— REQUIREMENT —
Output, word for word, every line from the start of the listing down to and including the line that contains "Surface: doublet, charge"; include nothing else.

— INPUT DATA —
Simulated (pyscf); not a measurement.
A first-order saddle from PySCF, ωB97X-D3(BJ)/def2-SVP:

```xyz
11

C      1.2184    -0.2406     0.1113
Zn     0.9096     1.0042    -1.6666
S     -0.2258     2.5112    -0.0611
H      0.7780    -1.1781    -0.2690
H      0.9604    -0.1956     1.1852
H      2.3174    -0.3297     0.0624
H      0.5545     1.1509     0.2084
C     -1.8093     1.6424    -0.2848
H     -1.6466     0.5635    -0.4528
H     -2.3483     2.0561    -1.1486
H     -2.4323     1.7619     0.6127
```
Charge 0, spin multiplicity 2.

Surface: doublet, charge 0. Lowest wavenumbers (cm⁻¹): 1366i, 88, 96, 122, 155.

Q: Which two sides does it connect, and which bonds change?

— WRITTEN ANSWER —
Simulated (pyscf); not a measurement.
A first-order saddle from PySCF, ωB97X-D3(BJ)/def2-SVP:

```xyz
11

C      1.2184    -0.2406     0.1113
Zn     0.9096     1.0042    -1.6666
S     -0.2258     2.5112    -0.0611
H      0.7780    -1.1781    -0.2690
H      0.9604    -0.1956     1.1852
H      2.3174    -0.3297     0.0624
H      0.5545     1.1509     0.2084
C     -1.8093     1.6424    -0.2848
H     -1.6466     0.5635    -0.4528
H     -2.3483     2.0561    -1.1486
H     -2.4323     1.7619     0.6127
```
Charge 0, spin multiplicity 2.

Surface: doublet, charge 0. Lowest wavenumbers (cm⁻¹): 1366i, 88, 96, 122, 155.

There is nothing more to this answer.